_RECORDS SHOWN_:
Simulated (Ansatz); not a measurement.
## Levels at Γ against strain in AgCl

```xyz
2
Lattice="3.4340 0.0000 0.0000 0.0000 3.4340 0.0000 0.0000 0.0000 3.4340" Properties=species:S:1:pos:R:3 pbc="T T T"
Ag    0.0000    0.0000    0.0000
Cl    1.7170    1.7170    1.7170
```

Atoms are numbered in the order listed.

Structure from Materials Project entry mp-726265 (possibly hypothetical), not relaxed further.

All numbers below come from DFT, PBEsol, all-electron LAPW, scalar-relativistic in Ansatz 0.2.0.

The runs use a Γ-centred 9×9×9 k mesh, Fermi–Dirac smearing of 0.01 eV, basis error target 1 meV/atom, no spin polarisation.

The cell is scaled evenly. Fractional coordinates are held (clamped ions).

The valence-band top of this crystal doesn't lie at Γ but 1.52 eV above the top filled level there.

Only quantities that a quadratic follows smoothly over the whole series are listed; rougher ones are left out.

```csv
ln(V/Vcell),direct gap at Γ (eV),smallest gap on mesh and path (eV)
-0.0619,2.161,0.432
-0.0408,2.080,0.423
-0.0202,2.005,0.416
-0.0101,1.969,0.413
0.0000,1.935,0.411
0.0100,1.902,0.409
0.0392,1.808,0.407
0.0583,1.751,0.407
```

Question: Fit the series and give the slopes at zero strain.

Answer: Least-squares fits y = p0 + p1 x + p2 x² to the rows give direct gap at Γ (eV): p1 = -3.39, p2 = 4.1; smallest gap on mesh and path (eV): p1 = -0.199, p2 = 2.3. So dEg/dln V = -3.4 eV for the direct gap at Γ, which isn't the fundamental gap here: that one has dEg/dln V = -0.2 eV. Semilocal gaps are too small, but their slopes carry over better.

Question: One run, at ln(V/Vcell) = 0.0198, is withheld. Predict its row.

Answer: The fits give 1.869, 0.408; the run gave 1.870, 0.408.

_REQUIRED ACTION_:
Beginning at the first line above, repeat exactly until the line containing "All numbers below", which is included.

_TASK RESULT_:
Simulated (Ansatz); not a measurement.
## Levels at Γ against strain in AgCl

```xyz
2
Lattice="3.4340 0.0000 0.0000 0.0000 3.4340 0.0000 0.0000 0.0000 3.4340" Properties=species:S:1:pos:R:3 pbc="T T T"
Ag    0.0000    0.0000    0.0000
Cl    1.7170    1.7170    1.7170
```

Atoms are numbered in the order listed.

Structure from Materials Project entry mp-726265 (possibly hypothetical), not relaxed further.

All numbers below come from DFT, PBEsol, all-electron LAPW, scalar-relativistic in Ansatz 0.2.0.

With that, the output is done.